Up to and including the line with "One run each", please reproduce the lines below exactly, beginning with the first.

▶ SOURCE DATA:
========================================
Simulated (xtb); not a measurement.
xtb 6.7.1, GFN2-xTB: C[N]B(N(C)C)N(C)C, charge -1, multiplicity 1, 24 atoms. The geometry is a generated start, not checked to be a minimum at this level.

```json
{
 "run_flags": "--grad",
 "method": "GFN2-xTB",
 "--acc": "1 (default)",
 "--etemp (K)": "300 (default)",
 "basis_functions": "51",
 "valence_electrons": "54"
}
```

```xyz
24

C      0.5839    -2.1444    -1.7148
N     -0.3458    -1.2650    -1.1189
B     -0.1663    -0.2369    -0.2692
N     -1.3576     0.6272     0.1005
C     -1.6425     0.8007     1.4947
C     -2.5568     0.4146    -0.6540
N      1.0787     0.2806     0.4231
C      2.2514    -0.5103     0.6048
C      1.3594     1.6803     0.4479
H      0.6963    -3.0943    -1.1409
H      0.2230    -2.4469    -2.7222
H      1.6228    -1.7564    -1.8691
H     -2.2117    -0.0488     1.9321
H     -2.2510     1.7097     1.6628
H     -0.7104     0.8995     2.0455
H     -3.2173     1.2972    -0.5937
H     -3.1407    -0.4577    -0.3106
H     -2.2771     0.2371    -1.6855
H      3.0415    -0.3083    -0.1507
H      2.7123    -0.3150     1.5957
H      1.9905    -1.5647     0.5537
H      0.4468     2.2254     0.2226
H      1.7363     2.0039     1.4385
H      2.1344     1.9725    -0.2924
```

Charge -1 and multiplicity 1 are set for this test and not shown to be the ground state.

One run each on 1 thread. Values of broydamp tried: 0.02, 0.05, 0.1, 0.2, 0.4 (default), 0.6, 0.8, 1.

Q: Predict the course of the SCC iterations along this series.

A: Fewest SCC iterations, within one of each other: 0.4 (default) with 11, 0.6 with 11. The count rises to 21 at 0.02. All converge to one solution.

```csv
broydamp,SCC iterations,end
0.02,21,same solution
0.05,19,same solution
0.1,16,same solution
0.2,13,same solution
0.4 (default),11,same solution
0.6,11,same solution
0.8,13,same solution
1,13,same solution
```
========================================

▶ EXPECTED ANSWER:
Simulated (xtb); not a measurement.
xtb 6.7.1, GFN2-xTB: C[N]B(N(C)C)N(C)C, charge -1, multiplicity 1, 24 atoms. The geometry is a generated start, not checked to be a minimum at this level.

```json
{
 "run_flags": "--grad",
 "method": "GFN2-xTB",
 "--acc": "1 (default)",
 "--etemp (K)": "300 (default)",
 "basis_functions": "51",
 "valence_electrons": "54"
}
```

```xyz
24

C      0.5839    -2.1444    -1.7148
N     -0.3458    -1.2650    -1.1189
B     -0.1663    -0.2369    -0.2692
N     -1.3576     0.6272     0.1005
C     -1.6425     0.8007     1.4947
C     -2.5568     0.4146    -0.6540
N      1.0787     0.2806     0.4231
C      2.2514    -0.5103     0.6048
C      1.3594     1.6803     0.4479
H      0.6963    -3.0943    -1.1409
H      0.2230    -2.4469    -2.7222
H      1.6228    -1.7564    -1.8691
H     -2.2117    -0.0488     1.9321
H     -2.2510     1.7097     1.6628
H     -0.7104     0.8995     2.0455
H     -3.2173     1.2972    -0.5937
H     -3.1407    -0.4577    -0.3106
H     -2.2771     0.2371    -1.6855
H      3.0415    -0.3083    -0.1507
H      2.7123    -0.3150     1.5957
H      1.9905    -1.5647     0.5537
H      0.4468     2.2254     0.2226
H      1.7363     2.0039     1.4385
H      2.1344     1.9725    -0.2924
```

Charge -1 and multiplicity 1 are set for this test and not shown to be the ground state.

One run each on 1 thread. Values of broydamp tried: 0.02, 0.05, 0.1, 0.2, 0.4 (default), 0.6, 0.8, 1.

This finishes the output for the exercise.